» **Provided records**
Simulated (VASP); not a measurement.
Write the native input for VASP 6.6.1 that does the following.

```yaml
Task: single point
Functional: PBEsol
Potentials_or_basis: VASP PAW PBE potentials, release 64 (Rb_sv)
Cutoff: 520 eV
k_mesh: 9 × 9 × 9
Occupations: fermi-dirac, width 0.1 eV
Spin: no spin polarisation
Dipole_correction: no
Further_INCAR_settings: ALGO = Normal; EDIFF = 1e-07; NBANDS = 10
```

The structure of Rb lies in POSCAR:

» **Task item**
In full and without change, transcribe the data above.

» **Solution**
Simulated (VASP); not a measurement.
Write the native input for VASP 6.6.1 that does the following.

```yaml
Task: single point
Functional: PBEsol
Potentials_or_basis: VASP PAW PBE potentials, release 64 (Rb_sv)
Cutoff: 520 eV
k_mesh: 9 × 9 × 9
Occupations: fermi-dirac, width 0.1 eV
Spin: no spin polarisation
Dipole_correction: no
Further_INCAR_settings: ALGO = Normal; EDIFF = 1e-07; NBANDS = 10
```

The structure of Rb lies in POSCAR:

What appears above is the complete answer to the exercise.